GIVEN INFORMATION below:

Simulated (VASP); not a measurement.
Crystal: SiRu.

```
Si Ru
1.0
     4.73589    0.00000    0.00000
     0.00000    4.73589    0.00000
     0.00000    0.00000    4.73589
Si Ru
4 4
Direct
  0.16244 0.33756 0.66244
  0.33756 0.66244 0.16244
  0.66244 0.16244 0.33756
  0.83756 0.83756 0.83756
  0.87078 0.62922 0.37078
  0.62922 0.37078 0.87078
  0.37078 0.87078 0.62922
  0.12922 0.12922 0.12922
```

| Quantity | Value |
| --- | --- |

End of GIVEN INFORMATION.

● **REQUIRED ACTION**
Reproduce the data above in full. Leave nothing out.

● **REPLY**
Simulated (VASP); not a measurement.
Crystal: SiRu.

```
Si Ru
1.0
     4.73589    0.00000    0.00000
     0.00000    4.73589    0.00000
     0.00000    0.00000    4.73589
Si Ru
4 4
Direct
  0.16244 0.33756 0.66244
  0.33756 0.66244 0.16244
  0.66244 0.16244 0.33756
  0.83756 0.83756 0.83756
  0.87078 0.62922 0.37078
  0.62922 0.37078 0.87078
  0.37078 0.87078 0.62922
  0.12922 0.12922 0.12922
```

| Quantity | Value |
| --- | --- |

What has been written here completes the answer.